[Start of section]

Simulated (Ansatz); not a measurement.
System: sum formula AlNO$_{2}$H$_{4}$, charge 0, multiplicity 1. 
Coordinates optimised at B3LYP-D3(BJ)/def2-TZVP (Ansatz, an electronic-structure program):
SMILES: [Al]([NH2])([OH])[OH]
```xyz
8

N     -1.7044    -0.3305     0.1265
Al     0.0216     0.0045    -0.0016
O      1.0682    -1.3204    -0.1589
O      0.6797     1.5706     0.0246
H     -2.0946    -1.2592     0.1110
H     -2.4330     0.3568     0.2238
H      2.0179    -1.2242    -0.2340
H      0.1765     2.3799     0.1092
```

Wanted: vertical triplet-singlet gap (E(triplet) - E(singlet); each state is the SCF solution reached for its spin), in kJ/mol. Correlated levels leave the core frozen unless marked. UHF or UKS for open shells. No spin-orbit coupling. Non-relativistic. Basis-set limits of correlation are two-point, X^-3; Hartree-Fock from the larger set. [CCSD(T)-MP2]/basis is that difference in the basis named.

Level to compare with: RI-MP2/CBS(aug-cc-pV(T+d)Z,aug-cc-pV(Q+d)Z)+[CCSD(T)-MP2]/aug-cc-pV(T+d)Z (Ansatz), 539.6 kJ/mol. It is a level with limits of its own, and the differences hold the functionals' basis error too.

[End of section]

# Assignment
Give back all of the entries above, unchanged in every word.

# Solution
Simulated (Ansatz); not a measurement.
System: sum formula AlNO$_{2}$H$_{4}$, charge 0, multiplicity 1. 
Coordinates optimised at B3LYP-D3(BJ)/def2-TZVP (Ansatz, an electronic-structure program):
SMILES: [Al]([NH2])([OH])[OH]
```xyz
8

N     -1.7044    -0.3305     0.1265
Al     0.0216     0.0045    -0.0016
O      1.0682    -1.3204    -0.1589
O      0.6797     1.5706     0.0246
H     -2.0946    -1.2592     0.1110
H     -2.4330     0.3568     0.2238
H      2.0179    -1.2242    -0.2340
H      0.1765     2.3799     0.1092
```

Wanted: vertical triplet-singlet gap (E(triplet) - E(singlet); each state is the SCF solution reached for its spin), in kJ/mol. Correlated levels leave the core frozen unless marked. UHF or UKS for open shells. No spin-orbit coupling. Non-relativistic. Basis-set limits of correlation are two-point, X^-3; Hartree-Fock from the larger set. [CCSD(T)-MP2]/basis is that difference in the basis named.

Level to compare with: RI-MP2/CBS(aug-cc-pV(T+d)Z,aug-cc-pV(Q+d)Z)+[CCSD(T)-MP2]/aug-cc-pV(T+d)Z (Ansatz), 539.6 kJ/mol. It is a level with limits of its own, and the differences hold the functionals' basis error too.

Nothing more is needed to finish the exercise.